• Activity
Reproduce the records exactly through the line with "B) TiNi4GeO8, F-43m (Pearson symbol cF56)".

*** Extracted information Section Begins ***
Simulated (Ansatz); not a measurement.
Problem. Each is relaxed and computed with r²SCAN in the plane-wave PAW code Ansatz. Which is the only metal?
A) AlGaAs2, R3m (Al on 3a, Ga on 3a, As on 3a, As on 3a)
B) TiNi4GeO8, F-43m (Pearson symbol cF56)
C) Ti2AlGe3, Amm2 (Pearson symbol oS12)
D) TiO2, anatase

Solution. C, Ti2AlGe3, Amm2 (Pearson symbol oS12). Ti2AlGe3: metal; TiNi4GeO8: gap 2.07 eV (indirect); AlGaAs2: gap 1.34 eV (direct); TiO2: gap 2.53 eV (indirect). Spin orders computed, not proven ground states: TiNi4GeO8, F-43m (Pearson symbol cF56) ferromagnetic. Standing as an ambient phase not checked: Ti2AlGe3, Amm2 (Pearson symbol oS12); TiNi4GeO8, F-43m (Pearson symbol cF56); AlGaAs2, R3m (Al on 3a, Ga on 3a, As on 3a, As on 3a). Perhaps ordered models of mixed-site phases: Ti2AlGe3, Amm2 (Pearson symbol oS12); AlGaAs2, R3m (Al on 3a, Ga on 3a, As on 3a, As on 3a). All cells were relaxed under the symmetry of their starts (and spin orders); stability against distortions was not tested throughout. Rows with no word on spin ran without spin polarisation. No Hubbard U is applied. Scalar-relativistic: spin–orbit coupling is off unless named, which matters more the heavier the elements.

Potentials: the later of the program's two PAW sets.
*** Extracted information Section Ends ***

• Written response
Simulated (Ansatz); not a measurement.
Problem. Each is relaxed and computed with r²SCAN in the plane-wave PAW code Ansatz. Which is the only metal?
A) AlGaAs2, R3m (Al on 3a, Ga on 3a, As on 3a, As on 3a)
B) TiNi4GeO8, F-43m (Pearson symbol cF56)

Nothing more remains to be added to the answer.